Work task
Every record should be written out exactly, please.

Provided information

========

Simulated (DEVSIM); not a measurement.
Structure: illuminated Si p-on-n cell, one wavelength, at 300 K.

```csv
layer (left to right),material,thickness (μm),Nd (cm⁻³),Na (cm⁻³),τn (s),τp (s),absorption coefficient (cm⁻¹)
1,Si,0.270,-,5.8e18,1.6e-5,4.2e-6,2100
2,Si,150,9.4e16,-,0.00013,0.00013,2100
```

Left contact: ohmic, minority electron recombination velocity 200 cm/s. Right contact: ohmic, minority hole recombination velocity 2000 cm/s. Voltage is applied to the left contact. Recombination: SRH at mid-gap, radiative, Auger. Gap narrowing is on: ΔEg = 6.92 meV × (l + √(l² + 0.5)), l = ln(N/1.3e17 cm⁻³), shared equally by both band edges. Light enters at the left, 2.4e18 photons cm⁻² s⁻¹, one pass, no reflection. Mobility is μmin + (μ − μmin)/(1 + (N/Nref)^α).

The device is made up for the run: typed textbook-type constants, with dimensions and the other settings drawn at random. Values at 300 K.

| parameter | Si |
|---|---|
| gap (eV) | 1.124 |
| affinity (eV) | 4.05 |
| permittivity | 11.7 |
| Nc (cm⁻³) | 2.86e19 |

========

Written answer
Simulated (DEVSIM); not a measurement.
Structure: illuminated Si p-on-n cell, one wavelength, at 300 K.

```csv
layer (left to right),material,thickness (μm),Nd (cm⁻³),Na (cm⁻³),τn (s),τp (s),absorption coefficient (cm⁻¹)
1,Si,0.270,-,5.8e18,1.6e-5,4.2e-6,2100
2,Si,150,9.4e16,-,0.00013,0.00013,2100
```

Left contact: ohmic, minority electron recombination velocity 200 cm/s. Right contact: ohmic, minority hole recombination velocity 2000 cm/s. Voltage is applied to the left contact. Recombination: SRH at mid-gap, radiative, Auger. Gap narrowing is on: ΔEg = 6.92 meV × (l + √(l² + 0.5)), l = ln(N/1.3e17 cm⁻³), shared equally by both band edges. Light enters at the left, 2.4e18 photons cm⁻² s⁻¹, one pass, no reflection. Mobility is μmin + (μ − μmin)/(1 + (N/Nref)^α).

The device is made up for the run: typed textbook-type constants, with dimensions and the other settings drawn at random. Values at 300 K.

| parameter | Si |
|---|---|
| gap (eV) | 1.124 |
| affinity (eV) | 4.05 |
| permittivity | 11.7 |
| Nc (cm⁻³) | 2.86e19 |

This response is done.